**ASSIGNMENT:** Please copy exactly the lines that run from the start of the entries to the line containing "force 0.832 eV/Å.", inclusive.

**SUPPLIED DATA:**
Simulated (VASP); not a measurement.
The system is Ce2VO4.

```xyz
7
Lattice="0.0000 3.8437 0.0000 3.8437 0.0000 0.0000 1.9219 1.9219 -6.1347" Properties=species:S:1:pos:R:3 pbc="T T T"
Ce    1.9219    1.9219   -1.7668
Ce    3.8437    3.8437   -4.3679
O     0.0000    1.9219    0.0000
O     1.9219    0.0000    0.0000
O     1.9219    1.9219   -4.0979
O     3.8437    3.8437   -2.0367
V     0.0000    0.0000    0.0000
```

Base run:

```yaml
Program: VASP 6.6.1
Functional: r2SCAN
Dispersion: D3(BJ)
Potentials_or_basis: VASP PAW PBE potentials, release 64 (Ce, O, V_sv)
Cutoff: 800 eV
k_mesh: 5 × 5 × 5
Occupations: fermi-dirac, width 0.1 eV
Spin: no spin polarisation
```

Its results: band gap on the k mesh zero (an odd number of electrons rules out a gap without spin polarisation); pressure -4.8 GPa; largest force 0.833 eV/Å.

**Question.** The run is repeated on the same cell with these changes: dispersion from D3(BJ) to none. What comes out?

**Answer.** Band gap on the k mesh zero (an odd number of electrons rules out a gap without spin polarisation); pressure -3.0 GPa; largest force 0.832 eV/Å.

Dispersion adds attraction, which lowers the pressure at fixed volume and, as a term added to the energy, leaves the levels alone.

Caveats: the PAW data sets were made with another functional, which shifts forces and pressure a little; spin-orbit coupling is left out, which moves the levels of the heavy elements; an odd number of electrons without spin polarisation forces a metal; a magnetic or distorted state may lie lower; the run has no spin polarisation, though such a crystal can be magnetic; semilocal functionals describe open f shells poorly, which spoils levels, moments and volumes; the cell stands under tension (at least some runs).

**ANSWER AREA:**
Simulated (VASP); not a measurement.
The system is Ce2VO4.

```xyz
7
Lattice="0.0000 3.8437 0.0000 3.8437 0.0000 0.0000 1.9219 1.9219 -6.1347" Properties=species:S:1:pos:R:3 pbc="T T T"
Ce    1.9219    1.9219   -1.7668
Ce    3.8437    3.8437   -4.3679
O     0.0000    1.9219    0.0000
O     1.9219    0.0000    0.0000
O     1.9219    1.9219   -4.0979
O     3.8437    3.8437   -2.0367
V     0.0000    0.0000    0.0000
```

Base run:

```yaml
Program: VASP 6.6.1
Functional: r2SCAN
Dispersion: D3(BJ)
Potentials_or_basis: VASP PAW PBE potentials, release 64 (Ce, O, V_sv)
Cutoff: 800 eV
k_mesh: 5 × 5 × 5
Occupations: fermi-dirac, width 0.1 eV
Spin: no spin polarisation
```

Its results: band gap on the k mesh zero (an odd number of electrons rules out a gap without spin polarisation); pressure -4.8 GPa; largest force 0.833 eV/Å.

**Question.** The run is repeated on the same cell with these changes: dispersion from D3(BJ) to none. What comes out?

**Answer.** Band gap on the k mesh zero (an odd number of electrons rules out a gap without spin polarisation); pressure -3.0 GPa; largest force 0.832 eV/Å.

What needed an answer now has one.